Exercise: Beginning with the very first line, please reproduce the entries exactly through the line containing "Q: Estimate the wall time of this run.".

Start of Excerpted data

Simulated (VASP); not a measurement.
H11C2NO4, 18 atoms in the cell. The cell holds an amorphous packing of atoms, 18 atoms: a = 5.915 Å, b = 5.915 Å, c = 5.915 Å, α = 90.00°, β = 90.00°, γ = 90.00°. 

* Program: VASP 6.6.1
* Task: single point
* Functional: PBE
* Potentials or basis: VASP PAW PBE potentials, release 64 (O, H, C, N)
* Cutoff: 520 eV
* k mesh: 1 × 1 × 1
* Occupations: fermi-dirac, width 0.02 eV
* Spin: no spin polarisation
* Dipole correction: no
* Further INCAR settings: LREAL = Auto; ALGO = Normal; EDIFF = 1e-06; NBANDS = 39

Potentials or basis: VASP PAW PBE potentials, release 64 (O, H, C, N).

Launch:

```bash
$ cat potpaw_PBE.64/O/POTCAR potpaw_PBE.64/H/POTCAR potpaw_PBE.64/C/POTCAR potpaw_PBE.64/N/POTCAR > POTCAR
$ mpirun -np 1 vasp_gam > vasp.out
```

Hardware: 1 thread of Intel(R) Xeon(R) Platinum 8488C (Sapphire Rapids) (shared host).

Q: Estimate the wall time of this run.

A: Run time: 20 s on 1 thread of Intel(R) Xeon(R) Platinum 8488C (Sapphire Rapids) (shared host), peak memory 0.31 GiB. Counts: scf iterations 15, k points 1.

End of Excerpted data

Exercise answer:
Simulated (VASP); not a measurement.
H11C2NO4, 18 atoms in the cell. The cell holds an amorphous packing of atoms, 18 atoms: a = 5.915 Å, b = 5.915 Å, c = 5.915 Å, α = 90.00°, β = 90.00°, γ = 90.00°. 

* Program: VASP 6.6.1
* Task: single point
* Functional: PBE
* Potentials or basis: VASP PAW PBE potentials, release 64 (O, H, C, N)
* Cutoff: 520 eV
* k mesh: 1 × 1 × 1
* Occupations: fermi-dirac, width 0.02 eV
* Spin: no spin polarisation
* Dipole correction: no
* Further INCAR settings: LREAL = Auto; ALGO = Normal; EDIFF = 1e-06; NBANDS = 39

Potentials or basis: VASP PAW PBE potentials, release 64 (O, H, C, N).

Launch:

```bash
$ cat potpaw_PBE.64/O/POTCAR potpaw_PBE.64/H/POTCAR potpaw_PBE.64/C/POTCAR potpaw_PBE.64/N/POTCAR > POTCAR
$ mpirun -np 1 vasp_gam > vasp.out
```

Hardware: 1 thread of Intel(R) Xeon(R) Platinum 8488C (Sapphire Rapids) (shared host).

Q: Estimate the wall time of this run.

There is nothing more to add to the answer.